▶ _DATASET RECORDS_
------------------------------------------------------------
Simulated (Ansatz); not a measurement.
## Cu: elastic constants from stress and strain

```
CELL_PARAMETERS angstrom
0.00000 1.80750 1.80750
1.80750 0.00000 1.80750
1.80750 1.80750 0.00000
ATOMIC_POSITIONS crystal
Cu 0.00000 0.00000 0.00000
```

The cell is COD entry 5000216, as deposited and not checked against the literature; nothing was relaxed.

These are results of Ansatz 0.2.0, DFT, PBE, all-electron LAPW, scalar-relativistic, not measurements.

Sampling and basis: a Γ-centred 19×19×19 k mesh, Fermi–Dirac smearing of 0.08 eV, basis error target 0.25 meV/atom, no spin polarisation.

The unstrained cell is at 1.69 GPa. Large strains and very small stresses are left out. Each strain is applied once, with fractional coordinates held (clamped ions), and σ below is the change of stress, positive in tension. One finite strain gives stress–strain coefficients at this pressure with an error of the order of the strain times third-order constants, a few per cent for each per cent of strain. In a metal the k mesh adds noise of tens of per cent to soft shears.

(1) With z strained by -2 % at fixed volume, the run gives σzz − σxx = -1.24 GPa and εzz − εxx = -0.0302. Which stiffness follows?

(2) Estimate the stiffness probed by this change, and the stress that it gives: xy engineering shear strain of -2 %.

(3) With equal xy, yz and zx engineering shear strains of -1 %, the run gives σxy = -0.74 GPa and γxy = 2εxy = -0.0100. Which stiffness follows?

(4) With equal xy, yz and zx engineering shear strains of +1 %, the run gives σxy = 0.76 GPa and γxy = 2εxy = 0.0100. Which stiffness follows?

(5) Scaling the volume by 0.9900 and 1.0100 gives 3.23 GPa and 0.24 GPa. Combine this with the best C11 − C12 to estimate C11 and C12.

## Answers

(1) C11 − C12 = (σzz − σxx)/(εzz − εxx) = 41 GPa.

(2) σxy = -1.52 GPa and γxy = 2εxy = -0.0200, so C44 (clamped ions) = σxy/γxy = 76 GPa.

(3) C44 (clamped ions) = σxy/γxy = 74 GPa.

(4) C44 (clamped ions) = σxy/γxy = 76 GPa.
------------------------------------------------------------

▶ _EXERCISE_
Output exactly the lines of the records from the first through the one bearing "Sampling and basis: a", both ends included.

▶ _SOLUTION_
Simulated (Ansatz); not a measurement.
## Cu: elastic constants from stress and strain

```
CELL_PARAMETERS angstrom
0.00000 1.80750 1.80750
1.80750 0.00000 1.80750
1.80750 1.80750 0.00000
ATOMIC_POSITIONS crystal
Cu 0.00000 0.00000 0.00000
```

The cell is COD entry 5000216, as deposited and not checked against the literature; nothing was relaxed.

These are results of Ansatz 0.2.0, DFT, PBE, all-electron LAPW, scalar-relativistic, not measurements.

Sampling and basis: a Γ-centred 19×19×19 k mesh, Fermi–Dirac smearing of 0.08 eV, basis error target 0.25 meV/atom, no spin polarisation.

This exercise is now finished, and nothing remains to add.